**ACTIVITY**
Between the line containing "Two points give" and the line containing "Sum: -0.4887 +" lies a run of lines; give that run again exactly, with both of those lines, and nothing else from the entries below.

***** DATA LISTING

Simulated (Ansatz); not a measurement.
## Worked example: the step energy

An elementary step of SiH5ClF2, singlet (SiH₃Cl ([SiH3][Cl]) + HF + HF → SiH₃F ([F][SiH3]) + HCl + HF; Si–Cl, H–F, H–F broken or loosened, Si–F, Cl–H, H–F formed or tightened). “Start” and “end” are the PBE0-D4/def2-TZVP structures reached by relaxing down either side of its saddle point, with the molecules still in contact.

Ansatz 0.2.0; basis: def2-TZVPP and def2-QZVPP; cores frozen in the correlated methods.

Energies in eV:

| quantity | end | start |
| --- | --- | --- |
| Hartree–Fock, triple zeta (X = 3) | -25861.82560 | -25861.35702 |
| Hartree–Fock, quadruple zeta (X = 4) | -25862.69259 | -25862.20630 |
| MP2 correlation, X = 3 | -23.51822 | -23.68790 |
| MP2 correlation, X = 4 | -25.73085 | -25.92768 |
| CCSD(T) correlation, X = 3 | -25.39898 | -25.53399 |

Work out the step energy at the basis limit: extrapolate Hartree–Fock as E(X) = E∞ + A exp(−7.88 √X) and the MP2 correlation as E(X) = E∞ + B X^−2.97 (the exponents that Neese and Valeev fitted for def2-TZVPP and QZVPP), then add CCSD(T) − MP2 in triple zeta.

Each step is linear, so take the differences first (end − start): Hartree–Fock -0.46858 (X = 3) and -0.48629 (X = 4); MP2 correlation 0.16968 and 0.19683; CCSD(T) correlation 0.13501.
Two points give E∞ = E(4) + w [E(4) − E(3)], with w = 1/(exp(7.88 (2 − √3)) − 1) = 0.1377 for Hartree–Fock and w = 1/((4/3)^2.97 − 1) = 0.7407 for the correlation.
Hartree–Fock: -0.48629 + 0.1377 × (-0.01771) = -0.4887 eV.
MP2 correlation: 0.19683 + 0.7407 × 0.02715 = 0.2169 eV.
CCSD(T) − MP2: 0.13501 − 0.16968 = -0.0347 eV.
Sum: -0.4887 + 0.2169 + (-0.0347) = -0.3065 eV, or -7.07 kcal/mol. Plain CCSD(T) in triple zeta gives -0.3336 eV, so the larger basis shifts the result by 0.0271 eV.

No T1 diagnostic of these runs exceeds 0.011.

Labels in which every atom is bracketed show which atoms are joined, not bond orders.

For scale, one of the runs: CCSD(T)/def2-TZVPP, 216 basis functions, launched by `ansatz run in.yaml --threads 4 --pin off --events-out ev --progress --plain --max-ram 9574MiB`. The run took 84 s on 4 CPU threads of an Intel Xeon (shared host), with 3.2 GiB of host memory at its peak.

**********

**ANSWER AREA**
Two points give E∞ = E(4) + w [E(4) − E(3)], with w = 1/(exp(7.88 (2 − √3)) − 1) = 0.1377 for Hartree–Fock and w = 1/((4/3)^2.97 − 1) = 0.7407 for the correlation.
Hartree–Fock: -0.48629 + 0.1377 × (-0.01771) = -0.4887 eV.
MP2 correlation: 0.19683 + 0.7407 × 0.02715 = 0.2169 eV.
CCSD(T) − MP2: 0.13501 − 0.16968 = -0.0347 eV.
Sum: -0.4887 + 0.2169 + (-0.0347) = -0.3065 eV, or -7.07 kcal/mol. Plain CCSD(T) in triple zeta gives -0.3336 eV, so the larger basis shifts the result by 0.0271 eV.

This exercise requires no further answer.